#### [SUPPLIED ENTRIES]
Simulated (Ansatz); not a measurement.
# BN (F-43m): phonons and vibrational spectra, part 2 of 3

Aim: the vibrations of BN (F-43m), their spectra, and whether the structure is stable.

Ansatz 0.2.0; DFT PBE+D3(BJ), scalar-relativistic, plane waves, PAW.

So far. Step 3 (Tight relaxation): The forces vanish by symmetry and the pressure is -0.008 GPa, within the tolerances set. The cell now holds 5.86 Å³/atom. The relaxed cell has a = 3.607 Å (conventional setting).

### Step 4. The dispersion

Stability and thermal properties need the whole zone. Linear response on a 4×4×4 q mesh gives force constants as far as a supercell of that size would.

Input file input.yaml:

#### [ASSIGNED TASK]
Give the whole listing again, character for character.

#### [TASK SOLUTION]
Simulated (Ansatz); not a measurement.
# BN (F-43m): phonons and vibrational spectra, part 2 of 3

Aim: the vibrations of BN (F-43m), their spectra, and whether the structure is stable.

Ansatz 0.2.0; DFT PBE+D3(BJ), scalar-relativistic, plane waves, PAW.

So far. Step 3 (Tight relaxation): The forces vanish by symmetry and the pressure is -0.008 GPa, within the tolerances set. The cell now holds 5.86 Å³/atom. The relaxed cell has a = 3.607 Å (conventional setting).

### Step 4. The dispersion

Stability and thermal properties need the whole zone. Linear response on a 4×4×4 q mesh gives force constants as far as a supercell of that size would.

Input file input.yaml:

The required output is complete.